* Record excerpts *

:::::

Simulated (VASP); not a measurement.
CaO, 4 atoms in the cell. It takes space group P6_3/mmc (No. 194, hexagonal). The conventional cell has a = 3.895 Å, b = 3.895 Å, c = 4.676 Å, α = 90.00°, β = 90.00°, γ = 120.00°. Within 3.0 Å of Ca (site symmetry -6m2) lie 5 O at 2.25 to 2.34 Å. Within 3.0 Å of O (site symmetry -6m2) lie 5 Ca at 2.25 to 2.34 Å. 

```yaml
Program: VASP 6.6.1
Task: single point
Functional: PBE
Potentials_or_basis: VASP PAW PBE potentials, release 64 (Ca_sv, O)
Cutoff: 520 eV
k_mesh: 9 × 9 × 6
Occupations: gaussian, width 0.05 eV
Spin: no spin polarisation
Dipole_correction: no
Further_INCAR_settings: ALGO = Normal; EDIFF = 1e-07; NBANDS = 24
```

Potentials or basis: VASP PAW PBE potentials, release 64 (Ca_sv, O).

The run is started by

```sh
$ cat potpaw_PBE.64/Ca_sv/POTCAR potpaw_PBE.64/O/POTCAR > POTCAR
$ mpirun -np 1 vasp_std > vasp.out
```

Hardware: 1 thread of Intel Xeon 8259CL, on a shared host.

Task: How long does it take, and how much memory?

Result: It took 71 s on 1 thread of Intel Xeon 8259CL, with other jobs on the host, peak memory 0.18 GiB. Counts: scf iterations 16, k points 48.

:::::

* Assigned task *
Quote the listing in full, please, keeping every line exact.

* Written reply *
Simulated (VASP); not a measurement.
CaO, 4 atoms in the cell. It takes space group P6_3/mmc (No. 194, hexagonal). The conventional cell has a = 3.895 Å, b = 3.895 Å, c = 4.676 Å, α = 90.00°, β = 90.00°, γ = 120.00°. Within 3.0 Å of Ca (site symmetry -6m2) lie 5 O at 2.25 to 2.34 Å. Within 3.0 Å of O (site symmetry -6m2) lie 5 Ca at 2.25 to 2.34 Å. 

```yaml
Program: VASP 6.6.1
Task: single point
Functional: PBE
Potentials_or_basis: VASP PAW PBE potentials, release 64 (Ca_sv, O)
Cutoff: 520 eV
k_mesh: 9 × 9 × 6
Occupations: gaussian, width 0.05 eV
Spin: no spin polarisation
Dipole_correction: no
Further_INCAR_settings: ALGO = Normal; EDIFF = 1e-07; NBANDS = 24
```

Potentials or basis: VASP PAW PBE potentials, release 64 (Ca_sv, O).

The run is started by

```sh
$ cat potpaw_PBE.64/Ca_sv/POTCAR potpaw_PBE.64/O/POTCAR > POTCAR
$ mpirun -np 1 vasp_std > vasp.out
```

Hardware: 1 thread of Intel Xeon 8259CL, on a shared host.

Task: How long does it take, and how much memory?

Result: It took 71 s on 1 thread of Intel Xeon 8259CL, with other jobs on the host, peak memory 0.18 GiB. Counts: scf iterations 16, k points 48.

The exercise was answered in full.